» Required action: Lift out, unaltered, the lines of the material below between the line holding "Hardware: 1 thread" and the line holding "Q: Estimate the wall time of this run.", counting both.

» Record excerpts:
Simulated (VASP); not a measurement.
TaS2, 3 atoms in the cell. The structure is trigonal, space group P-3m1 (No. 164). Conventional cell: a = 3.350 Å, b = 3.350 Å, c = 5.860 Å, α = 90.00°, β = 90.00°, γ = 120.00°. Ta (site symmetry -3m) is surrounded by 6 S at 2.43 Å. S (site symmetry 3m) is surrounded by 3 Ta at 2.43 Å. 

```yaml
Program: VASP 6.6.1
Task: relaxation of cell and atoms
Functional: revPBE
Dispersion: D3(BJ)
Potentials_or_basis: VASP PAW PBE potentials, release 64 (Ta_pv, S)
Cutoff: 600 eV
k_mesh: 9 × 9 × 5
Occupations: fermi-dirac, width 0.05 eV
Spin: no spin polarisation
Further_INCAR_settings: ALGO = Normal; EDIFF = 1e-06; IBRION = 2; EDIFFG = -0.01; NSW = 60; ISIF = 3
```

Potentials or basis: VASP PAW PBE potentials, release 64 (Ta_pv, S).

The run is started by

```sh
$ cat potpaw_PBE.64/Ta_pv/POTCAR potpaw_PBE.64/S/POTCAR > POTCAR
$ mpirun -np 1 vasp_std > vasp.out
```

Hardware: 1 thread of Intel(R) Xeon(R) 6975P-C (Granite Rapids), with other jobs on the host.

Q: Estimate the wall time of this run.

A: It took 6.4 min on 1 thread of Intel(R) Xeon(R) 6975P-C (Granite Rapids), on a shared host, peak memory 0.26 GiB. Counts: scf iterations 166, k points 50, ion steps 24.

» Response box:
Hardware: 1 thread of Intel(R) Xeon(R) 6975P-C (Granite Rapids), with other jobs on the host.

Q: Estimate the wall time of this run.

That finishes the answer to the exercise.